• **ASSIGNED TASK**
Starting at the first line of the records below, transcribe each line exactly, ending with the line that contains "Output of the".

........

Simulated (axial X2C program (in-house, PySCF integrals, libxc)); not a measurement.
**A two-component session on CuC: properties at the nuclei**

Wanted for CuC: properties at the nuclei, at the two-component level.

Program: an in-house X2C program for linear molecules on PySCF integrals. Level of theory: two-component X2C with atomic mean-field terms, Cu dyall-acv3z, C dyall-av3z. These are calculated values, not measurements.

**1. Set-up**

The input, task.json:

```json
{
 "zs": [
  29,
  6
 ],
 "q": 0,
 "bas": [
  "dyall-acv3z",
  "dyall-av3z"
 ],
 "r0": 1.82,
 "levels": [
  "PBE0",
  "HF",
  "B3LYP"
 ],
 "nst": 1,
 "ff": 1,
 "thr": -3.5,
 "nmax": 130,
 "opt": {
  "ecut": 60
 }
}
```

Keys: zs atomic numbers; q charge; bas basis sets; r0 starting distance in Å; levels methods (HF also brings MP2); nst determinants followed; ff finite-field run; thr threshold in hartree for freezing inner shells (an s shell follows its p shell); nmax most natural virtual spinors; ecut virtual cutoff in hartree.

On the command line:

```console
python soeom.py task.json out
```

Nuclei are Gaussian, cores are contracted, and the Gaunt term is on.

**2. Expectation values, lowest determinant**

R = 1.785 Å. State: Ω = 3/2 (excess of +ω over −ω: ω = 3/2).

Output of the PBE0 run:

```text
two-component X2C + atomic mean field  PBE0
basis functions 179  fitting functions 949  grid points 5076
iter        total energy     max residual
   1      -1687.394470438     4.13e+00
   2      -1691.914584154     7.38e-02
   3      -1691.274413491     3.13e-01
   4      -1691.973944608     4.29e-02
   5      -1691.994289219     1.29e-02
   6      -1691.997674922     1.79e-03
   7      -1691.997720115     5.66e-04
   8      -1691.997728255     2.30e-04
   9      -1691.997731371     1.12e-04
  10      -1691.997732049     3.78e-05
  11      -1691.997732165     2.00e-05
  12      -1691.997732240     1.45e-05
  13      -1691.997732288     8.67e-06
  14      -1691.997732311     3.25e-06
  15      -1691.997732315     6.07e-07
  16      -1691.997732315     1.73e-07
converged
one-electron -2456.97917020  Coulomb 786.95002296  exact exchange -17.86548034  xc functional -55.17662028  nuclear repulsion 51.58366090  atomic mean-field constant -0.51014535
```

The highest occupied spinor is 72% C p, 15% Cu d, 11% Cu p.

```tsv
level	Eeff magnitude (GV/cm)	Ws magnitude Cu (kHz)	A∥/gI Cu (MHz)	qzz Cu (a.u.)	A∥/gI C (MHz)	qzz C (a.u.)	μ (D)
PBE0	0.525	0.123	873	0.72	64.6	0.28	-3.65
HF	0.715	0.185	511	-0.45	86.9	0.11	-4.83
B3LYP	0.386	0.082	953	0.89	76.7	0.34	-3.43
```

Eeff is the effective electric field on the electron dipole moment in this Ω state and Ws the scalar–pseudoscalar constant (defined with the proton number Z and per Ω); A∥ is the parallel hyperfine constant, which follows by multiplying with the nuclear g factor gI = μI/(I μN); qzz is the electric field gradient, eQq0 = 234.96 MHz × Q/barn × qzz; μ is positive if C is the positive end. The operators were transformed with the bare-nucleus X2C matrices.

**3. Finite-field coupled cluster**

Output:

........

• **EXERCISE RESULT**
Simulated (axial X2C program (in-house, PySCF integrals, libxc)); not a measurement.
**A two-component session on CuC: properties at the nuclei**

Wanted for CuC: properties at the nuclei, at the two-component level.

Program: an in-house X2C program for linear molecules on PySCF integrals. Level of theory: two-component X2C with atomic mean-field terms, Cu dyall-acv3z, C dyall-av3z. These are calculated values, not measurements.

**1. Set-up**

The input, task.json:

```json
{
 "zs": [
  29,
  6
 ],
 "q": 0,
 "bas": [
  "dyall-acv3z",
  "dyall-av3z"
 ],
 "r0": 1.82,
 "levels": [
  "PBE0",
  "HF",
  "B3LYP"
 ],
 "nst": 1,
 "ff": 1,
 "thr": -3.5,
 "nmax": 130,
 "opt": {
  "ecut": 60
 }
}
```

Keys: zs atomic numbers; q charge; bas basis sets; r0 starting distance in Å; levels methods (HF also brings MP2); nst determinants followed; ff finite-field run; thr threshold in hartree for freezing inner shells (an s shell follows its p shell); nmax most natural virtual spinors; ecut virtual cutoff in hartree.

On the command line:

```console
python soeom.py task.json out
```

Nuclei are Gaussian, cores are contracted, and the Gaunt term is on.

**2. Expectation values, lowest determinant**

R = 1.785 Å. State: Ω = 3/2 (excess of +ω over −ω: ω = 3/2).

Output of the PBE0 run:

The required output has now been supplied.